WORK INSTRUCTION
Exactly the lines starting at the line containing "Method: PBE (plane" and ending at the line containing "Figure. ΔE (meV/cell)" are to be written out from the listing below, both included.

::::::::::

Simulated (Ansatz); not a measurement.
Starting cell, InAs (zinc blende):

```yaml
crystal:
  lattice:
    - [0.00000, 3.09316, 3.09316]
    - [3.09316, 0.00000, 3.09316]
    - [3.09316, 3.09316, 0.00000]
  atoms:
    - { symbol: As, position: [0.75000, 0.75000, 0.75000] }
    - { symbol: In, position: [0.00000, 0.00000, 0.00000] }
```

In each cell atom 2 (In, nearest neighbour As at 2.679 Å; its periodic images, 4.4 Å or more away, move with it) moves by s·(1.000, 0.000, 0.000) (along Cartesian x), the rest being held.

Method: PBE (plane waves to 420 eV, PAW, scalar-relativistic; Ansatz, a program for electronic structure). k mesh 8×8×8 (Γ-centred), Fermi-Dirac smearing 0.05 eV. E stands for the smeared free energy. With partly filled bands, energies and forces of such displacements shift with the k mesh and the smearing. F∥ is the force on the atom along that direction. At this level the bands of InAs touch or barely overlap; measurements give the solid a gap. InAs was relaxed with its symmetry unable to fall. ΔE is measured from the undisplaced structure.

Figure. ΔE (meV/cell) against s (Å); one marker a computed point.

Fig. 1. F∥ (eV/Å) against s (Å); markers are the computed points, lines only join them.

::::::::::

TASK ANSWER
Method: PBE (plane waves to 420 eV, PAW, scalar-relativistic; Ansatz, a program for electronic structure). k mesh 8×8×8 (Γ-centred), Fermi-Dirac smearing 0.05 eV. E stands for the smeared free energy. With partly filled bands, energies and forces of such displacements shift with the k mesh and the smearing. F∥ is the force on the atom along that direction. At this level the bands of InAs touch or barely overlap; measurements give the solid a gap. InAs was relaxed with its symmetry unable to fall. ΔE is measured from the undisplaced structure.

Figure. ΔE (meV/cell) against s (Å); one marker a computed point.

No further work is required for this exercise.